=== Begin Enclosure ===

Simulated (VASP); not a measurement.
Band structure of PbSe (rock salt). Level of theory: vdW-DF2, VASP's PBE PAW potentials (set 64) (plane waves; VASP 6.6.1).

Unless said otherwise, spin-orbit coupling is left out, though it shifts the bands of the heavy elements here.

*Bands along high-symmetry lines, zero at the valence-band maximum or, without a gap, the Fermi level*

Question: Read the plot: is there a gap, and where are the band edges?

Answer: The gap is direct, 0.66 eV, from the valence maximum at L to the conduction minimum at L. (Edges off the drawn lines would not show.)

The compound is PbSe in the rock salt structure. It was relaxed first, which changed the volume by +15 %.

=== End Enclosure ===

Brief
Print, please, the lines above from the very first through the one that holds "Question: Read the", both included, word for word and with nothing else.

Reply
Simulated (VASP); not a measurement.
Band structure of PbSe (rock salt). Level of theory: vdW-DF2, VASP's PBE PAW potentials (set 64) (plane waves; VASP 6.6.1).

Unless said otherwise, spin-orbit coupling is left out, though it shifts the bands of the heavy elements here.

*Bands along high-symmetry lines, zero at the valence-band maximum or, without a gap, the Fermi level*

Question: Read the plot: is there a gap, and where are the band edges?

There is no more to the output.